§ ASSIGNMENT: Please copy out every line of the data word for word.

BEGIN
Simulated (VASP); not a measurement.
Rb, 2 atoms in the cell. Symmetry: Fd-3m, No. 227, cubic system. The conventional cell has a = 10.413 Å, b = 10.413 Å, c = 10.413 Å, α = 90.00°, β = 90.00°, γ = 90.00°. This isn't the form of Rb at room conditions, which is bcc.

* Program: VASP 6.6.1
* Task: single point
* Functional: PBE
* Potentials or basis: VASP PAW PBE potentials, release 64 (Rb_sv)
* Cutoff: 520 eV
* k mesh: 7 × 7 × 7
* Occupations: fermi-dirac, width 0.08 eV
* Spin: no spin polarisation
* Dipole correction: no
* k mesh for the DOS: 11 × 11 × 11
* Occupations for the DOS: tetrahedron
END

§ ANSWER SECTION:
Simulated (VASP); not a measurement.
Rb, 2 atoms in the cell. Symmetry: Fd-3m, No. 227, cubic system. The conventional cell has a = 10.413 Å, b = 10.413 Å, c = 10.413 Å, α = 90.00°, β = 90.00°, γ = 90.00°. This isn't the form of Rb at room conditions, which is bcc.

* Program: VASP 6.6.1
* Task: single point
* Functional: PBE
* Potentials or basis: VASP PAW PBE potentials, release 64 (Rb_sv)
* Cutoff: 520 eV
* k mesh: 7 × 7 × 7
* Occupations: fermi-dirac, width 0.08 eV
* Spin: no spin polarisation
* Dipole correction: no
* k mesh for the DOS: 11 × 11 × 11
* Occupations for the DOS: tetrahedron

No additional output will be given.